■ RAW DATA
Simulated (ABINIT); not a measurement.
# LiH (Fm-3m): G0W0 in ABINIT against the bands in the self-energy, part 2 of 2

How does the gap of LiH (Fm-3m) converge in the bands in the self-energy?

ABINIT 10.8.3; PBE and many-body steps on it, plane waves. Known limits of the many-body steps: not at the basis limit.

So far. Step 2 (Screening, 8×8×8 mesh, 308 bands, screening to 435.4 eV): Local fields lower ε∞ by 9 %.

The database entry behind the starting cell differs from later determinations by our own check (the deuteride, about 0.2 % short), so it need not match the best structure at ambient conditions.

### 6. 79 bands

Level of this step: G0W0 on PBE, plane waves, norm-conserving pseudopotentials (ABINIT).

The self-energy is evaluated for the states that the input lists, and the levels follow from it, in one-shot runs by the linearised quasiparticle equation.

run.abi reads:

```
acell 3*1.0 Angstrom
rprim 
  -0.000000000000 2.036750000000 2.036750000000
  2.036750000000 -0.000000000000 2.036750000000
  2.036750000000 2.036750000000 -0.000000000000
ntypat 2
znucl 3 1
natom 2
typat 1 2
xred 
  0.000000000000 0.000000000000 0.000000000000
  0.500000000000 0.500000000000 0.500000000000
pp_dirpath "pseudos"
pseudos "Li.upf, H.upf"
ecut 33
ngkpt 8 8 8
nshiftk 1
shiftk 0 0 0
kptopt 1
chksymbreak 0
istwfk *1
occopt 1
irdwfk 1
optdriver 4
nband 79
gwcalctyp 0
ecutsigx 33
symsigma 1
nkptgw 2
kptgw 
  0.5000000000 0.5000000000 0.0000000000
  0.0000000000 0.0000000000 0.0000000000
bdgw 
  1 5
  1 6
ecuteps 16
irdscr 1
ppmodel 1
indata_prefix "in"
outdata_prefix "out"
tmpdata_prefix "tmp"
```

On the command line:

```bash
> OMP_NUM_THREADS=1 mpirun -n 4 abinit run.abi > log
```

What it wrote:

■ WORK TASK
Set the lines down exactly, from the first line of the records to the line where "So far. Step" appears, with both ends kept.

■ ANSWER SECTION
Simulated (ABINIT); not a measurement.
# LiH (Fm-3m): G0W0 in ABINIT against the bands in the self-energy, part 2 of 2

How does the gap of LiH (Fm-3m) converge in the bands in the self-energy?

ABINIT 10.8.3; PBE and many-body steps on it, plane waves. Known limits of the many-body steps: not at the basis limit.

So far. Step 2 (Screening, 8×8×8 mesh, 308 bands, screening to 435.4 eV): Local fields lower ε∞ by 9 %.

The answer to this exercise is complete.